◆ WORK REQUEST: The lines wanted run from the first one below through the one with "Co +2.54; O +0.29 μB.". Return them exactly.

◆ EXCERPTED DATA:
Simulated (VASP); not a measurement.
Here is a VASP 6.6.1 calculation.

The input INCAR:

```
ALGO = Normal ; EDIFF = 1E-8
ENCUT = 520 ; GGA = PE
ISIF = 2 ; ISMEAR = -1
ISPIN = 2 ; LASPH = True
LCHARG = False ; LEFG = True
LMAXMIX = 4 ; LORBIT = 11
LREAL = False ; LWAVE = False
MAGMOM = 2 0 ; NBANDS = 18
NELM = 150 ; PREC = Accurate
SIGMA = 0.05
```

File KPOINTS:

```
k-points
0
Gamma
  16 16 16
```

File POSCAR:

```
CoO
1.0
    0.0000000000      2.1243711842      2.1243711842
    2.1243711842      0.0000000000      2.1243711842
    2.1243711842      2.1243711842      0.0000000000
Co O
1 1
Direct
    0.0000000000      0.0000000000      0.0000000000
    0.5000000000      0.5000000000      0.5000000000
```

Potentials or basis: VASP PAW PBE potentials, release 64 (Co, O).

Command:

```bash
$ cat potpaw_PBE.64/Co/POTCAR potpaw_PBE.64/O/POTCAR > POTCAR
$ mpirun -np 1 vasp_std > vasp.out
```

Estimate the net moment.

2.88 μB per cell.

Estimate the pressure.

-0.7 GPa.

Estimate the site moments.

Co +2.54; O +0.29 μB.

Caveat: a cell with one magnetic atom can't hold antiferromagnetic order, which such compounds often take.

◆ TASK RESULT:
Simulated (VASP); not a measurement.
Here is a VASP 6.6.1 calculation.

The input INCAR:

```
ALGO = Normal ; EDIFF = 1E-8
ENCUT = 520 ; GGA = PE
ISIF = 2 ; ISMEAR = -1
ISPIN = 2 ; LASPH = True
LCHARG = False ; LEFG = True
LMAXMIX = 4 ; LORBIT = 11
LREAL = False ; LWAVE = False
MAGMOM = 2 0 ; NBANDS = 18
NELM = 150 ; PREC = Accurate
SIGMA = 0.05
```

File KPOINTS:

```
k-points
0
Gamma
  16 16 16
```

File POSCAR:

```
CoO
1.0
    0.0000000000      2.1243711842      2.1243711842
    2.1243711842      0.0000000000      2.1243711842
    2.1243711842      2.1243711842      0.0000000000
Co O
1 1
Direct
    0.0000000000      0.0000000000      0.0000000000
    0.5000000000      0.5000000000      0.5000000000
```

Potentials or basis: VASP PAW PBE potentials, release 64 (Co, O).

Command:

```bash
$ cat potpaw_PBE.64/Co/POTCAR potpaw_PBE.64/O/POTCAR > POTCAR
$ mpirun -np 1 vasp_std > vasp.out
```

Estimate the net moment.

2.88 μB per cell.

Estimate the pressure.

-0.7 GPa.

Estimate the site moments.

Co +2.54; O +0.29 μB.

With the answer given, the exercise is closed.